• Exercise:
Please write out word for word the opening lines of the material, including the line with "- LUMO energy (Kohn–Sham orbital): 1.15 eV" as the last.

=== Begin Enclosure ===
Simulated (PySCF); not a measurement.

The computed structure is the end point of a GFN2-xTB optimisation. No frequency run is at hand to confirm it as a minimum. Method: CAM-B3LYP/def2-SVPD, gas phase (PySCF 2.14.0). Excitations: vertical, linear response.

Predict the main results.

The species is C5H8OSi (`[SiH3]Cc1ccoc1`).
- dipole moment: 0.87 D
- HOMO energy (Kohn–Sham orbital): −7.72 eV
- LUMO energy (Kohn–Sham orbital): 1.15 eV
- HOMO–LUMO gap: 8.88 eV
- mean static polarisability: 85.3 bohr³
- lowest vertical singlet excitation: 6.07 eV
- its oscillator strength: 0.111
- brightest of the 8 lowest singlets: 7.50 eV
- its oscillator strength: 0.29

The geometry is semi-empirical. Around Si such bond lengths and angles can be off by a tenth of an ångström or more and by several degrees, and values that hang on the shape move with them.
=== End Enclosure ===

• Answer space:
Simulated (PySCF); not a measurement.

The computed structure is the end point of a GFN2-xTB optimisation. No frequency run is at hand to confirm it as a minimum. Method: CAM-B3LYP/def2-SVPD, gas phase (PySCF 2.14.0). Excitations: vertical, linear response.

Predict the main results.

The species is C5H8OSi (`[SiH3]Cc1ccoc1`).
- dipole moment: 0.87 D
- HOMO energy (Kohn–Sham orbital): −7.72 eV
- LUMO energy (Kohn–Sham orbital): 1.15 eV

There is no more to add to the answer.